DATASET ENTRIES
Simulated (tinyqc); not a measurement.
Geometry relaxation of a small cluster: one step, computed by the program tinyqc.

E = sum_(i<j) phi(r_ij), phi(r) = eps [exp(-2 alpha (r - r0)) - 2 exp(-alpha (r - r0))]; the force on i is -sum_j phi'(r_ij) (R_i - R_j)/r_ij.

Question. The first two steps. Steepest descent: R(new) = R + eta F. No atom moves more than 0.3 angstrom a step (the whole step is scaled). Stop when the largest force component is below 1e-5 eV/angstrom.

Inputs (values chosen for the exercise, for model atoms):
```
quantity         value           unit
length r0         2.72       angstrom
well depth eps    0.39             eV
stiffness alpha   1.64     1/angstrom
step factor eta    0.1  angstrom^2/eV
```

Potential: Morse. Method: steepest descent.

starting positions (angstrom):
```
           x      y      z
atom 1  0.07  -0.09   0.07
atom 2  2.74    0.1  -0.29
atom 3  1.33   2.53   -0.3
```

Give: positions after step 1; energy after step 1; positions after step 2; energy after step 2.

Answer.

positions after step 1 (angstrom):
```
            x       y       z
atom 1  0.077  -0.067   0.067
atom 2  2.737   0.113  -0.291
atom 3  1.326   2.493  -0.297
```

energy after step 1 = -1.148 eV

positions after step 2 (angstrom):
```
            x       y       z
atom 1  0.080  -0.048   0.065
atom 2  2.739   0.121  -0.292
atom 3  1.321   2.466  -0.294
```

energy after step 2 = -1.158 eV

ASSIGNMENT
Retype, exactly and with nothing added, the lines of the material above from the first through the one that contains "Potential: Morse. Method: steepest descent.".

RESPONSE BOX
Simulated (tinyqc); not a measurement.
Geometry relaxation of a small cluster: one step, computed by the program tinyqc.

E = sum_(i<j) phi(r_ij), phi(r) = eps [exp(-2 alpha (r - r0)) - 2 exp(-alpha (r - r0))]; the force on i is -sum_j phi'(r_ij) (R_i - R_j)/r_ij.

Question. The first two steps. Steepest descent: R(new) = R + eta F. No atom moves more than 0.3 angstrom a step (the whole step is scaled). Stop when the largest force component is below 1e-5 eV/angstrom.

Inputs (values chosen for the exercise, for model atoms):
```
quantity         value           unit
length r0         2.72       angstrom
well depth eps    0.39             eV
stiffness alpha   1.64     1/angstrom
step factor eta    0.1  angstrom^2/eV
```

Potential: Morse. Method: steepest descent.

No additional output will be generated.